> Work item
Repeat the entries below exactly. Begin with the first line and end with the line that contains "The runs use".

> Supplied information
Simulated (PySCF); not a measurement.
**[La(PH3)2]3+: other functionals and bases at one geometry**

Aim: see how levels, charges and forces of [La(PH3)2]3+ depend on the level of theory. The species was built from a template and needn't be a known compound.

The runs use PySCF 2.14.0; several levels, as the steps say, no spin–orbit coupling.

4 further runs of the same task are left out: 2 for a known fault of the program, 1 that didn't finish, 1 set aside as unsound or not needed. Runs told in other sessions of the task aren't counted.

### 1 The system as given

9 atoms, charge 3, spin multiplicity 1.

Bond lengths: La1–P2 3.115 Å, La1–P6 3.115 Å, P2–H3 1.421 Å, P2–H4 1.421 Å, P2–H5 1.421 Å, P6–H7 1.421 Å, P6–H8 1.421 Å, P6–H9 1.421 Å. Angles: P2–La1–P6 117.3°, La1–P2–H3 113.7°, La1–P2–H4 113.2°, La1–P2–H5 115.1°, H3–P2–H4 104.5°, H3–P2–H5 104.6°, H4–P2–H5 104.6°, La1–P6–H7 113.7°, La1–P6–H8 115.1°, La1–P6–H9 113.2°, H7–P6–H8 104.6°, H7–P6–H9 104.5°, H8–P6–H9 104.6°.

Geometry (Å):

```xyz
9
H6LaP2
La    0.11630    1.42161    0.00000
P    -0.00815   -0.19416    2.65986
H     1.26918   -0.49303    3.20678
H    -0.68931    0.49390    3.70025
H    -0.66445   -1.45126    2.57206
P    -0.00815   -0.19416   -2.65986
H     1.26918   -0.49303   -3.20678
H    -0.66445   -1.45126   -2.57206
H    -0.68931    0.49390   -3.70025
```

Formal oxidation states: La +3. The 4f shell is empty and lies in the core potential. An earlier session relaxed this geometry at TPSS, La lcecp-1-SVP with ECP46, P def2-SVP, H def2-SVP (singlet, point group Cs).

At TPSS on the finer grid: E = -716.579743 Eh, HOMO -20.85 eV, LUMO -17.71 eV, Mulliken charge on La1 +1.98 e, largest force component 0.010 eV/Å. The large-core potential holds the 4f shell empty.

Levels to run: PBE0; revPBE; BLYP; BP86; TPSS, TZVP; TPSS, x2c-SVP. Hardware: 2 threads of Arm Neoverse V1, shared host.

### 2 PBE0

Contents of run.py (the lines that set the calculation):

> Exercise answer
Simulated (PySCF); not a measurement.
**[La(PH3)2]3+: other functionals and bases at one geometry**

Aim: see how levels, charges and forces of [La(PH3)2]3+ depend on the level of theory. The species was built from a template and needn't be a known compound.

The runs use PySCF 2.14.0; several levels, as the steps say, no spin–orbit coupling.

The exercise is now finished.